• REQUIREMENT
Please repeat all the entries. Nothing may differ.

##########

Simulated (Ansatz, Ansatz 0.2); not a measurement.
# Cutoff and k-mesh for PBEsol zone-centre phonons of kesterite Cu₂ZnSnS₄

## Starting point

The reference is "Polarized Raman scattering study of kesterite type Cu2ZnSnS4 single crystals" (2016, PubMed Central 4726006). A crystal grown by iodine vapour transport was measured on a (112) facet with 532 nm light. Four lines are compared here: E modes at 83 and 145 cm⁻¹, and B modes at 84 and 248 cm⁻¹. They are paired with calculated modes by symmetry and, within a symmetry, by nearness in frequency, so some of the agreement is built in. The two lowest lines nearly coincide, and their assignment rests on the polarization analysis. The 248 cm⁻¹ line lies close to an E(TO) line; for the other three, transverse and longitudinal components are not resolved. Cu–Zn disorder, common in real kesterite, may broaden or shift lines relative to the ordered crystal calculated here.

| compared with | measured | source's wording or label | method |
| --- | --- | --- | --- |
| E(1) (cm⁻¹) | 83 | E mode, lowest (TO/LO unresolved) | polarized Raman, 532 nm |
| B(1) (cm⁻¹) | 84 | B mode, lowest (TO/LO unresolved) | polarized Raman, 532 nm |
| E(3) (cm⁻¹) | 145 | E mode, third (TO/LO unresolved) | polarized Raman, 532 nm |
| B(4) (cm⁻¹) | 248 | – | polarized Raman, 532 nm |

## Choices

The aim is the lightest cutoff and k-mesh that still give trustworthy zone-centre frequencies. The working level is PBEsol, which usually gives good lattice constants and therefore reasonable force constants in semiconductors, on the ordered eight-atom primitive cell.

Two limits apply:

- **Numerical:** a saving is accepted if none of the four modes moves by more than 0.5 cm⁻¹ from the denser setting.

##########

• WRITTEN SOLUTION
Simulated (Ansatz, Ansatz 0.2); not a measurement.
# Cutoff and k-mesh for PBEsol zone-centre phonons of kesterite Cu₂ZnSnS₄

## Starting point

The reference is "Polarized Raman scattering study of kesterite type Cu2ZnSnS4 single crystals" (2016, PubMed Central 4726006). A crystal grown by iodine vapour transport was measured on a (112) facet with 532 nm light. Four lines are compared here: E modes at 83 and 145 cm⁻¹, and B modes at 84 and 248 cm⁻¹. They are paired with calculated modes by symmetry and, within a symmetry, by nearness in frequency, so some of the agreement is built in. The two lowest lines nearly coincide, and their assignment rests on the polarization analysis. The 248 cm⁻¹ line lies close to an E(TO) line; for the other three, transverse and longitudinal components are not resolved. Cu–Zn disorder, common in real kesterite, may broaden or shift lines relative to the ordered crystal calculated here.

| compared with | measured | source's wording or label | method |
| --- | --- | --- | --- |
| E(1) (cm⁻¹) | 83 | E mode, lowest (TO/LO unresolved) | polarized Raman, 532 nm |
| B(1) (cm⁻¹) | 84 | B mode, lowest (TO/LO unresolved) | polarized Raman, 532 nm |
| E(3) (cm⁻¹) | 145 | E mode, third (TO/LO unresolved) | polarized Raman, 532 nm |
| B(4) (cm⁻¹) | 248 | – | polarized Raman, 532 nm |

## Choices

The aim is the lightest cutoff and k-mesh that still give trustworthy zone-centre frequencies. The working level is PBEsol, which usually gives good lattice constants and therefore reasonable force constants in semiconductors, on the ordered eight-atom primitive cell.

Two limits apply:

- **Numerical:** a saving is accepted if none of the four modes moves by more than 0.5 cm⁻¹ from the denser setting.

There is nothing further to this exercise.